### Data extract
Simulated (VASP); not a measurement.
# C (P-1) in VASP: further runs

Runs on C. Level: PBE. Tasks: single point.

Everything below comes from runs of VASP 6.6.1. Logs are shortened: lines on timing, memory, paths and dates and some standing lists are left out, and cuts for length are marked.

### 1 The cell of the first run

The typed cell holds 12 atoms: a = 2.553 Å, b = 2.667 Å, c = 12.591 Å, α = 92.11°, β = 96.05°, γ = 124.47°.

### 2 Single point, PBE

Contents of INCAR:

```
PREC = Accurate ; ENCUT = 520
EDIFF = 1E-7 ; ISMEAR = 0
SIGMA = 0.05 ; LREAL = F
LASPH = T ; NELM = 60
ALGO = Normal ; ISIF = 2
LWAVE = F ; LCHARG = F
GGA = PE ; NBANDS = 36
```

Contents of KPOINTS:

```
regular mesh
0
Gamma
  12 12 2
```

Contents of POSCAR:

### Work item
Copy the lines above exactly, from the very first through the one containing "The typed cell", and include no other line.

### Problem solution
Simulated (VASP); not a measurement.
# C (P-1) in VASP: further runs

Runs on C. Level: PBE. Tasks: single point.

Everything below comes from runs of VASP 6.6.1. Logs are shortened: lines on timing, memory, paths and dates and some standing lists are left out, and cuts for length are marked.

### 1 The cell of the first run

The typed cell holds 12 atoms: a = 2.553 Å, b = 2.667 Å, c = 12.591 Å, α = 92.11°, β = 96.05°, γ = 124.47°.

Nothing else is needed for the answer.